Requirement> Output all records precisely as written.

Source information>
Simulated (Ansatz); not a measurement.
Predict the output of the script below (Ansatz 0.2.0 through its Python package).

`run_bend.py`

Exercise solution>
Simulated (Ansatz); not a measurement.
Predict the output of the script below (Ansatz 0.2.0 through its Python package).

`run_bend.py`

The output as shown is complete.